→ ASSIGNED TASK
Give back exactly the lines of the data below, starting with the line that has "PBE0 level, 2c**" and going on through the line that has "(1) Compare the".

==== MATERIAL SUPPLIED ====
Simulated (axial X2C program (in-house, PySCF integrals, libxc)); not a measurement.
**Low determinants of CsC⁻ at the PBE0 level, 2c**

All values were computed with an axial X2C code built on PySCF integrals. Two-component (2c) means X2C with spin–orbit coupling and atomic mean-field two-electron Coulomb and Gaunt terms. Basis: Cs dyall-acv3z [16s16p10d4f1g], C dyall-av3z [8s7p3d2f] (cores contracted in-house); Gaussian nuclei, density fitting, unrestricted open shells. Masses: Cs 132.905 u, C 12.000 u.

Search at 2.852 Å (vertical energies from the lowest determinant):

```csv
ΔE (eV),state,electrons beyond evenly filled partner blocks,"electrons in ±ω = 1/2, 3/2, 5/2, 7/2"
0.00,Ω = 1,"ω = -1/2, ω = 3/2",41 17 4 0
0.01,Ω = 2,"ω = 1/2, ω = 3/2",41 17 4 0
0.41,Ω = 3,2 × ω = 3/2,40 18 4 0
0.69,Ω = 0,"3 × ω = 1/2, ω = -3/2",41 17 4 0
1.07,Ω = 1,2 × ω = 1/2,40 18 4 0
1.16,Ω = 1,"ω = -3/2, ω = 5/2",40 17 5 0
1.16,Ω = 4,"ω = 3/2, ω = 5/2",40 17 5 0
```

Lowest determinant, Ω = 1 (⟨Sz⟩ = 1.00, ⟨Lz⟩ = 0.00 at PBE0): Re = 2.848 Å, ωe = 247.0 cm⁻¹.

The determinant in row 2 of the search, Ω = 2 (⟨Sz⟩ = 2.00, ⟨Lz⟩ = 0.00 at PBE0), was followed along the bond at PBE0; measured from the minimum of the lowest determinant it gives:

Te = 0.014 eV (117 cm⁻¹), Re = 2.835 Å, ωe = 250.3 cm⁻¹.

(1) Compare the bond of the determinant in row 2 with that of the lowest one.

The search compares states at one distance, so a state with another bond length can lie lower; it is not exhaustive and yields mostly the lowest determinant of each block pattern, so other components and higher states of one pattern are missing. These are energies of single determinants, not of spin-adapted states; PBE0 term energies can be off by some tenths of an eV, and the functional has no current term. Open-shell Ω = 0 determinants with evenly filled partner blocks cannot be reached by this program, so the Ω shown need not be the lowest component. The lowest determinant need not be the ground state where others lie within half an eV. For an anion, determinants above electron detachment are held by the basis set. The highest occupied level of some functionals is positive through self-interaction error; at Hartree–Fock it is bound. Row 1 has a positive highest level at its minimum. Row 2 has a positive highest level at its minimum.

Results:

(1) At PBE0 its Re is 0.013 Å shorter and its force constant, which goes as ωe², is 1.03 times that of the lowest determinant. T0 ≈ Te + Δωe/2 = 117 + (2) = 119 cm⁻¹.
====

→ ANSWER BOX
**Low determinants of CsC⁻ at the PBE0 level, 2c**

All values were computed with an axial X2C code built on PySCF integrals. Two-component (2c) means X2C with spin–orbit coupling and atomic mean-field two-electron Coulomb and Gaunt terms. Basis: Cs dyall-acv3z [16s16p10d4f1g], C dyall-av3z [8s7p3d2f] (cores contracted in-house); Gaussian nuclei, density fitting, unrestricted open shells. Masses: Cs 132.905 u, C 12.000 u.

Search at 2.852 Å (vertical energies from the lowest determinant):

```csv
ΔE (eV),state,electrons beyond evenly filled partner blocks,"electrons in ±ω = 1/2, 3/2, 5/2, 7/2"
0.00,Ω = 1,"ω = -1/2, ω = 3/2",41 17 4 0
0.01,Ω = 2,"ω = 1/2, ω = 3/2",41 17 4 0
0.41,Ω = 3,2 × ω = 3/2,40 18 4 0
0.69,Ω = 0,"3 × ω = 1/2, ω = -3/2",41 17 4 0
1.07,Ω = 1,2 × ω = 1/2,40 18 4 0
1.16,Ω = 1,"ω = -3/2, ω = 5/2",40 17 5 0
1.16,Ω = 4,"ω = 3/2, ω = 5/2",40 17 5 0
```

Lowest determinant, Ω = 1 (⟨Sz⟩ = 1.00, ⟨Lz⟩ = 0.00 at PBE0): Re = 2.848 Å, ωe = 247.0 cm⁻¹.

The determinant in row 2 of the search, Ω = 2 (⟨Sz⟩ = 2.00, ⟨Lz⟩ = 0.00 at PBE0), was followed along the bond at PBE0; measured from the minimum of the lowest determinant it gives:

Te = 0.014 eV (117 cm⁻¹), Re = 2.835 Å, ωe = 250.3 cm⁻¹.

(1) Compare the bond of the determinant in row 2 with that of the lowest one.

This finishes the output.